§

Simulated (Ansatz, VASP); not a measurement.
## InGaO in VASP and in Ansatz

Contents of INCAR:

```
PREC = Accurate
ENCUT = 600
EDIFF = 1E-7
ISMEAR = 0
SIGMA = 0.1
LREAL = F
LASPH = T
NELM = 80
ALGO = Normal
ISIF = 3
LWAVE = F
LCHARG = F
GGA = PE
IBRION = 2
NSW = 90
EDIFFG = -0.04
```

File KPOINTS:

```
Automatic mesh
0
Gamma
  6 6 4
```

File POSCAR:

§

TASK ITEM
Each record above is to be reproduced verbatim.

TASK RESULT
Simulated (Ansatz, VASP); not a measurement.
## InGaO in VASP and in Ansatz

Contents of INCAR:

```
PREC = Accurate
ENCUT = 600
EDIFF = 1E-7
ISMEAR = 0
SIGMA = 0.1
LREAL = F
LASPH = T
NELM = 80
ALGO = Normal
ISIF = 3
LWAVE = F
LCHARG = F
GGA = PE
IBRION = 2
NSW = 90
EDIFFG = -0.04
```

File KPOINTS:

```
Automatic mesh
0
Gamma
  6 6 4
```

File POSCAR:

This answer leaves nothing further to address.